#### Task item:
Set down again exactly the lines of the listing below that fall between the line holding "The 7 complete" and the line holding "Estimate the missing", inclusive.

#### Provided information:
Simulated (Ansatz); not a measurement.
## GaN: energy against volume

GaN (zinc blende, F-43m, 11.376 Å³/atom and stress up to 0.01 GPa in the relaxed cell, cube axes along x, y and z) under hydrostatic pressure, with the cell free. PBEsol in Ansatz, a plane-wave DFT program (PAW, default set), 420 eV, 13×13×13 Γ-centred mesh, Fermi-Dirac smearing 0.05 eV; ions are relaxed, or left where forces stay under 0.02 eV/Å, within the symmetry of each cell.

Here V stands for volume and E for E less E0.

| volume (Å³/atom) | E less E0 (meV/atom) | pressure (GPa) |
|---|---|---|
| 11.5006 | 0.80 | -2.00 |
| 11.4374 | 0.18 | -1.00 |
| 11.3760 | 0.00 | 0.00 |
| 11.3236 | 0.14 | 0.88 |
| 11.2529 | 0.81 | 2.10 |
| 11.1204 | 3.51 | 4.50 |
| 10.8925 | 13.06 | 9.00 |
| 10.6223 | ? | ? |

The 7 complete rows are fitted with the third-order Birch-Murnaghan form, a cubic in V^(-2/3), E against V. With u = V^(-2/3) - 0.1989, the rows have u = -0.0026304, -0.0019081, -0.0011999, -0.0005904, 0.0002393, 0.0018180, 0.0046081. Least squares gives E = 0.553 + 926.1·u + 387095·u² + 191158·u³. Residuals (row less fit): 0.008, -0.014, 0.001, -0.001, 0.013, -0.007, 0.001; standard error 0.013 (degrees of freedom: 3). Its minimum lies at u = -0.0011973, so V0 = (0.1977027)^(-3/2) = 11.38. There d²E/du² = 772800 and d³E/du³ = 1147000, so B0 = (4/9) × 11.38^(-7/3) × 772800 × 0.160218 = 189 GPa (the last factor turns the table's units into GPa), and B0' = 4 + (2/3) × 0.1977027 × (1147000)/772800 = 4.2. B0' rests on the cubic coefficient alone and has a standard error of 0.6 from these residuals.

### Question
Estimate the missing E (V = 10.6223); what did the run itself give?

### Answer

#### Result:
The 7 complete rows are fitted with the third-order Birch-Murnaghan form, a cubic in V^(-2/3), E against V. With u = V^(-2/3) - 0.1989, the rows have u = -0.0026304, -0.0019081, -0.0011999, -0.0005904, 0.0002393, 0.0018180, 0.0046081. Least squares gives E = 0.553 + 926.1·u + 387095·u² + 191158·u³. Residuals (row less fit): 0.008, -0.014, 0.001, -0.001, 0.013, -0.007, 0.001; standard error 0.013 (degrees of freedom: 3). Its minimum lies at u = -0.0011973, so V0 = (0.1977027)^(-3/2) = 11.38. There d²E/du² = 772800 and d³E/du³ = 1147000, so B0 = (4/9) × 11.38^(-7/3) × 772800 × 0.160218 = 189 GPa (the last factor turns the table's units into GPa), and B0' = 4 + (2/3) × 0.1977027 × (1147000)/772800 = 4.2. B0' rests on the cubic coefficient alone and has a standard error of 0.6 from these residuals.

### Question
Estimate the missing E (V = 10.6223); what did the run itself give?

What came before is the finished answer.